From the first line of the material through the line containing "Question: Which quantity is mapped?", restate everything word for word and nothing more.

Entries shown: Begin
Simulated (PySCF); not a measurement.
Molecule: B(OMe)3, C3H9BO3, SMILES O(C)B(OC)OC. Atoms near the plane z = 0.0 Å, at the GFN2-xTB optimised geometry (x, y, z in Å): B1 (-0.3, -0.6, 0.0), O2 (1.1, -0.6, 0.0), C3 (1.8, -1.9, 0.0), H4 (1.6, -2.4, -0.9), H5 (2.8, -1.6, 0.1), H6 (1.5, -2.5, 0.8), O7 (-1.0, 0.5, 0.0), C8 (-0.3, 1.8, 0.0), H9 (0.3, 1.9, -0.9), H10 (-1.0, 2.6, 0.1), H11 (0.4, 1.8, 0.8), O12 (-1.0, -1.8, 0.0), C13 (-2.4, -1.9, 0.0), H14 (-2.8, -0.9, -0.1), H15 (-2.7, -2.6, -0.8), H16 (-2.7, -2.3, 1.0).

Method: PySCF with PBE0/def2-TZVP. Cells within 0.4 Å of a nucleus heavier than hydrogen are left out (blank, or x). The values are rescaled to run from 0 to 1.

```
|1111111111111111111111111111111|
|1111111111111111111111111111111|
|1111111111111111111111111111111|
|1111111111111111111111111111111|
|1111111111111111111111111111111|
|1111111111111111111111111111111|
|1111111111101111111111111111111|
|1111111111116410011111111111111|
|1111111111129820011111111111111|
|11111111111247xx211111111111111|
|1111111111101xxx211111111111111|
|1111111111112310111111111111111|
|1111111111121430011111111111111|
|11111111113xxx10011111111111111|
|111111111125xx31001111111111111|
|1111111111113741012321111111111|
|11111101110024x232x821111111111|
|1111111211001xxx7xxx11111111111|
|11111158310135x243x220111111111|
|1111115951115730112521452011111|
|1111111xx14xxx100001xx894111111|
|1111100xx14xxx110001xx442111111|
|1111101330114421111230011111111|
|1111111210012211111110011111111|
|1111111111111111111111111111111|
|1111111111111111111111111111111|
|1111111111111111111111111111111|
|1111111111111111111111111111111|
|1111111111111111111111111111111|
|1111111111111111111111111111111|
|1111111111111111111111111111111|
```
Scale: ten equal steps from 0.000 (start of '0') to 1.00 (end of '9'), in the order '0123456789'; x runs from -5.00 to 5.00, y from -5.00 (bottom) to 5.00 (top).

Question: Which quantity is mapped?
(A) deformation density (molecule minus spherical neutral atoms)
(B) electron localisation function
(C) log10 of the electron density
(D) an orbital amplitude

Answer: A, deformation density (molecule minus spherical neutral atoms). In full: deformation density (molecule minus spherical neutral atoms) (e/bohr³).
Entries shown: End

▸ Written answer
Simulated (PySCF); not a measurement.
Molecule: B(OMe)3, C3H9BO3, SMILES O(C)B(OC)OC. Atoms near the plane z = 0.0 Å, at the GFN2-xTB optimised geometry (x, y, z in Å): B1 (-0.3, -0.6, 0.0), O2 (1.1, -0.6, 0.0), C3 (1.8, -1.9, 0.0), H4 (1.6, -2.4, -0.9), H5 (2.8, -1.6, 0.1), H6 (1.5, -2.5, 0.8), O7 (-1.0, 0.5, 0.0), C8 (-0.3, 1.8, 0.0), H9 (0.3, 1.9, -0.9), H10 (-1.0, 2.6, 0.1), H11 (0.4, 1.8, 0.8), O12 (-1.0, -1.8, 0.0), C13 (-2.4, -1.9, 0.0), H14 (-2.8, -0.9, -0.1), H15 (-2.7, -2.6, -0.8), H16 (-2.7, -2.3, 1.0).

Method: PySCF with PBE0/def2-TZVP. Cells within 0.4 Å of a nucleus heavier than hydrogen are left out (blank, or x). The values are rescaled to run from 0 to 1.

```
|1111111111111111111111111111111|
|1111111111111111111111111111111|
|1111111111111111111111111111111|
|1111111111111111111111111111111|
|1111111111111111111111111111111|
|1111111111111111111111111111111|
|1111111111101111111111111111111|
|1111111111116410011111111111111|
|1111111111129820011111111111111|
|11111111111247xx211111111111111|
|1111111111101xxx211111111111111|
|1111111111112310111111111111111|
|1111111111121430011111111111111|
|11111111113xxx10011111111111111|
|111111111125xx31001111111111111|
|1111111111113741012321111111111|
|11111101110024x232x821111111111|
|1111111211001xxx7xxx11111111111|
|11111158310135x243x220111111111|
|1111115951115730112521452011111|
|1111111xx14xxx100001xx894111111|
|1111100xx14xxx110001xx442111111|
|1111101330114421111230011111111|
|1111111210012211111110011111111|
|1111111111111111111111111111111|
|1111111111111111111111111111111|
|1111111111111111111111111111111|
|1111111111111111111111111111111|
|1111111111111111111111111111111|
|1111111111111111111111111111111|
|1111111111111111111111111111111|
```
Scale: ten equal steps from 0.000 (start of '0') to 1.00 (end of '9'), in the order '0123456789'; x runs from -5.00 to 5.00, y from -5.00 (bottom) to 5.00 (top).

Question: Which quantity is mapped?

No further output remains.